### Activity
Return every entry exactly as written.

### Extracted information
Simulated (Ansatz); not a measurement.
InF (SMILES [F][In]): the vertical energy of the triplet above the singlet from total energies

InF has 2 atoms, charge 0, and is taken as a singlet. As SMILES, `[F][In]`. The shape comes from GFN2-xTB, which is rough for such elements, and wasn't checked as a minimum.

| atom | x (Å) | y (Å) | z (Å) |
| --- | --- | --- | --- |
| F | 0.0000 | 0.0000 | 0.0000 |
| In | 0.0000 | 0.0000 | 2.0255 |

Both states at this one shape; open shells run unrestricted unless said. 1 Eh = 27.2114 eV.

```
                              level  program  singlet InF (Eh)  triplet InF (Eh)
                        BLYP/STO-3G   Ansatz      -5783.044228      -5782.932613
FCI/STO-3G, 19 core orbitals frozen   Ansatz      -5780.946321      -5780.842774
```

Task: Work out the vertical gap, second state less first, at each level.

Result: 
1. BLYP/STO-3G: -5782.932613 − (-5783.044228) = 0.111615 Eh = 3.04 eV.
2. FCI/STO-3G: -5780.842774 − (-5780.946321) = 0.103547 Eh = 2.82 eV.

### Expected answer
Simulated (Ansatz); not a measurement.
InF (SMILES [F][In]): the vertical energy of the triplet above the singlet from total energies

InF has 2 atoms, charge 0, and is taken as a singlet. As SMILES, `[F][In]`. The shape comes from GFN2-xTB, which is rough for such elements, and wasn't checked as a minimum.

| atom | x (Å) | y (Å) | z (Å) |
| --- | --- | --- | --- |
| F | 0.0000 | 0.0000 | 0.0000 |
| In | 0.0000 | 0.0000 | 2.0255 |

Both states at this one shape; open shells run unrestricted unless said. 1 Eh = 27.2114 eV.

```
                              level  program  singlet InF (Eh)  triplet InF (Eh)
                        BLYP/STO-3G   Ansatz      -5783.044228      -5782.932613
FCI/STO-3G, 19 core orbitals frozen   Ansatz      -5780.946321      -5780.842774
```

Task: Work out the vertical gap, second state less first, at each level.

Result: 
1. BLYP/STO-3G: -5782.932613 − (-5783.044228) = 0.111615 Eh = 3.04 eV.
2. FCI/STO-3G: -5780.842774 − (-5780.946321) = 0.103547 Eh = 2.82 eV.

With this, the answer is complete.